## RECORDS SHOWN
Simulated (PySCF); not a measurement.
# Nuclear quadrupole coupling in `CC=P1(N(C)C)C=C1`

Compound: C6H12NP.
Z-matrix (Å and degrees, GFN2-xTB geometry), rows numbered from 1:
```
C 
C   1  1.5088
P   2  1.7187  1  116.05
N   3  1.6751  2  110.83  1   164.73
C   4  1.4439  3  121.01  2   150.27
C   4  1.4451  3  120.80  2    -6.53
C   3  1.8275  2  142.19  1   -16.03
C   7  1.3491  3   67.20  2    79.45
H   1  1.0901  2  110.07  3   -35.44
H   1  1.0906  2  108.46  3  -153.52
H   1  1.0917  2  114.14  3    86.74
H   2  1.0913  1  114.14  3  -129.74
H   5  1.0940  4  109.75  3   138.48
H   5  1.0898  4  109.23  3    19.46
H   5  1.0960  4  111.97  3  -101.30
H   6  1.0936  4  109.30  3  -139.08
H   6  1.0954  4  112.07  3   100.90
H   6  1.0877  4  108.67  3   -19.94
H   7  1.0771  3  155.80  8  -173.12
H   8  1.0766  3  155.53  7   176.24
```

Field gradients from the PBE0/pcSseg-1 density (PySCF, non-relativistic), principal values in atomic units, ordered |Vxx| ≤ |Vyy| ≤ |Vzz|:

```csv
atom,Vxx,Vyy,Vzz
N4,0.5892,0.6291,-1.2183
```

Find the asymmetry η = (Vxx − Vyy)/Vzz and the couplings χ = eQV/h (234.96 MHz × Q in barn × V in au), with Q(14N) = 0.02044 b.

## REQUIRED ACTION
Each record above is to be returned verbatim.

## WRITTEN SOLUTION
Simulated (PySCF); not a measurement.
# Nuclear quadrupole coupling in `CC=P1(N(C)C)C=C1`

Compound: C6H12NP.
Z-matrix (Å and degrees, GFN2-xTB geometry), rows numbered from 1:
```
C 
C   1  1.5088
P   2  1.7187  1  116.05
N   3  1.6751  2  110.83  1   164.73
C   4  1.4439  3  121.01  2   150.27
C   4  1.4451  3  120.80  2    -6.53
C   3  1.8275  2  142.19  1   -16.03
C   7  1.3491  3   67.20  2    79.45
H   1  1.0901  2  110.07  3   -35.44
H   1  1.0906  2  108.46  3  -153.52
H   1  1.0917  2  114.14  3    86.74
H   2  1.0913  1  114.14  3  -129.74
H   5  1.0940  4  109.75  3   138.48
H   5  1.0898  4  109.23  3    19.46
H   5  1.0960  4  111.97  3  -101.30
H   6  1.0936  4  109.30  3  -139.08
H   6  1.0954  4  112.07  3   100.90
H   6  1.0877  4  108.67  3   -19.94
H   7  1.0771  3  155.80  8  -173.12
H   8  1.0766  3  155.53  7   176.24
```

Field gradients from the PBE0/pcSseg-1 density (PySCF, non-relativistic), principal values in atomic units, ordered |Vxx| ≤ |Vyy| ≤ |Vzz|:

```csv
atom,Vxx,Vyy,Vzz
N4,0.5892,0.6291,-1.2183
```

Find the asymmetry η = (Vxx − Vyy)/Vzz and the couplings χ = eQV/h (234.96 MHz × Q in barn × V in au), with Q(14N) = 0.02044 b.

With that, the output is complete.